* [Required action] Please give back word for word the lines below, from the first one through the one with "Common to all".

(Record extracts)
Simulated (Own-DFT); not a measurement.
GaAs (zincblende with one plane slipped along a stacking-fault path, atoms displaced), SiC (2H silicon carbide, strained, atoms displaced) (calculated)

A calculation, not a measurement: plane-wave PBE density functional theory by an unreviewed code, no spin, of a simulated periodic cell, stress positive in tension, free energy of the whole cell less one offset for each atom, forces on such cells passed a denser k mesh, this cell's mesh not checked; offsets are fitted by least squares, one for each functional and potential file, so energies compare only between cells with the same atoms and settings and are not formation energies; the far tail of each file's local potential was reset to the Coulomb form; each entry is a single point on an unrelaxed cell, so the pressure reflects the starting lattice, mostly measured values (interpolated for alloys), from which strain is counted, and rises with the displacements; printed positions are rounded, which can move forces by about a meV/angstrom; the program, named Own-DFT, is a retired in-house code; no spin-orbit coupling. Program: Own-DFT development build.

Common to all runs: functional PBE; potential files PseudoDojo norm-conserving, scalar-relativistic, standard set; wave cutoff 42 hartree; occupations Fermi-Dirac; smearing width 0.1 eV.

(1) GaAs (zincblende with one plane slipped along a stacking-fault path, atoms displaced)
(End Record extracts)

* [Exercise answer]
Simulated (Own-DFT); not a measurement.
GaAs (zincblende with one plane slipped along a stacking-fault path, atoms displaced), SiC (2H silicon carbide, strained, atoms displaced) (calculated)

A calculation, not a measurement: plane-wave PBE density functional theory by an unreviewed code, no spin, of a simulated periodic cell, stress positive in tension, free energy of the whole cell less one offset for each atom, forces on such cells passed a denser k mesh, this cell's mesh not checked; offsets are fitted by least squares, one for each functional and potential file, so energies compare only between cells with the same atoms and settings and are not formation energies; the far tail of each file's local potential was reset to the Coulomb form; each entry is a single point on an unrelaxed cell, so the pressure reflects the starting lattice, mostly measured values (interpolated for alloys), from which strain is counted, and rises with the displacements; printed positions are rounded, which can move forces by about a meV/angstrom; the program, named Own-DFT, is a retired in-house code; no spin-orbit coupling. Program: Own-DFT development build.

Common to all runs: functional PBE; potential files PseudoDojo norm-conserving, scalar-relativistic, standard set; wave cutoff 42 hartree; occupations Fermi-Dirac; smearing width 0.1 eV.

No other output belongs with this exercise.